RECORD SET:

::::::

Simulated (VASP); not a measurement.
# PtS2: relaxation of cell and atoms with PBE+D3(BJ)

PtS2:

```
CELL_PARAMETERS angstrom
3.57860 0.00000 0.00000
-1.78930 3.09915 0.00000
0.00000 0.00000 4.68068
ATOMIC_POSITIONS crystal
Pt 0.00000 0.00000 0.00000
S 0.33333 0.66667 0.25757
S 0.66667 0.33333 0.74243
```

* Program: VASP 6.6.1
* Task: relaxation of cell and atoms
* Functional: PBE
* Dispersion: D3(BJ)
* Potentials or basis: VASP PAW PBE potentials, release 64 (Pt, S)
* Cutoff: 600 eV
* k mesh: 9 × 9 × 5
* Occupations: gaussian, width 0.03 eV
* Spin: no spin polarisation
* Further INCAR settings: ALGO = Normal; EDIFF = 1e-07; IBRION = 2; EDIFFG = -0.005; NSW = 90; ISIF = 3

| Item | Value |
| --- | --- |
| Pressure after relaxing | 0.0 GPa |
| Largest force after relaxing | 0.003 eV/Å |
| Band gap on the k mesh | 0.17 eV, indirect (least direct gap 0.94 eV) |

::::::

Repeat exactly, please, each line from the beginning of the data through the line with "0.003 eV/Å |" in it, and only those lines.

WRITTEN REPLY:
Simulated (VASP); not a measurement.
# PtS2: relaxation of cell and atoms with PBE+D3(BJ)

PtS2:

```
CELL_PARAMETERS angstrom
3.57860 0.00000 0.00000
-1.78930 3.09915 0.00000
0.00000 0.00000 4.68068
ATOMIC_POSITIONS crystal
Pt 0.00000 0.00000 0.00000
S 0.33333 0.66667 0.25757
S 0.66667 0.33333 0.74243
```

* Program: VASP 6.6.1
* Task: relaxation of cell and atoms
* Functional: PBE
* Dispersion: D3(BJ)
* Potentials or basis: VASP PAW PBE potentials, release 64 (Pt, S)
* Cutoff: 600 eV
* k mesh: 9 × 9 × 5
* Occupations: gaussian, width 0.03 eV
* Spin: no spin polarisation
* Further INCAR settings: ALGO = Normal; EDIFF = 1e-07; IBRION = 2; EDIFFG = -0.005; NSW = 90; ISIF = 3

| Item | Value |
| --- | --- |
| Pressure after relaxing | 0.0 GPa |
| Largest force after relaxing | 0.003 eV/Å |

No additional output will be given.